* [Required action]: Word for word, print the entries that follow.

* [Raw data]:
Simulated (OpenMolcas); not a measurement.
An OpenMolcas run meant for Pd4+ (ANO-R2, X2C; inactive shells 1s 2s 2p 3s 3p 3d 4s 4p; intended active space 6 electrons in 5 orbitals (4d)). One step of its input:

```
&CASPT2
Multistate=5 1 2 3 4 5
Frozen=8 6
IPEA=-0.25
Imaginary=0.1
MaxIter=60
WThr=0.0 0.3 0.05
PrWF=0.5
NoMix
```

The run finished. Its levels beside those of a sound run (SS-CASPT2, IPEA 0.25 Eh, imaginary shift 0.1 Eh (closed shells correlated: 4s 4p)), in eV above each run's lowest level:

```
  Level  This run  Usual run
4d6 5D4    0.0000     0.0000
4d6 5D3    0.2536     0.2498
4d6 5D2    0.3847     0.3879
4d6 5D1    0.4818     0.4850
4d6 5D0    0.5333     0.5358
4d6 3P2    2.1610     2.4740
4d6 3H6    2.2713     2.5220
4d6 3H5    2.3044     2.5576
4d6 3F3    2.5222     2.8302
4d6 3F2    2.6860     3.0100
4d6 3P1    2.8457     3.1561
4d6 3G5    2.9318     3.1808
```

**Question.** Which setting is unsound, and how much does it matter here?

* [Reply]:
Simulated (OpenMolcas); not a measurement.
An OpenMolcas run meant for Pd4+ (ANO-R2, X2C; inactive shells 1s 2s 2p 3s 3p 3d 4s 4p; intended active space 6 electrons in 5 orbitals (4d)). One step of its input:

```
&CASPT2
Multistate=5 1 2 3 4 5
Frozen=8 6
IPEA=-0.25
Imaginary=0.1
MaxIter=60
WThr=0.0 0.3 0.05
PrWF=0.5
NoMix
```

The run finished. Its levels beside those of a sound run (SS-CASPT2, IPEA 0.25 Eh, imaginary shift 0.1 Eh (closed shells correlated: 4s 4p)), in eV above each run's lowest level:

```
  Level  This run  Usual run
4d6 5D4    0.0000     0.0000
4d6 5D3    0.2536     0.2498
4d6 5D2    0.3847     0.3879
4d6 5D1    0.4818     0.4850
4d6 5D0    0.5333     0.5358
4d6 3P2    2.1610     2.4740
4d6 3H6    2.2713     2.5220
4d6 3H5    2.3044     2.5576
4d6 3F3    2.5222     2.8302
4d6 3F2    2.6860     3.0100
4d6 3P1    2.8457     3.1561
4d6 3G5    2.9318     3.1808
```

**Question.** Which setting is unsound, and how much does it matter here?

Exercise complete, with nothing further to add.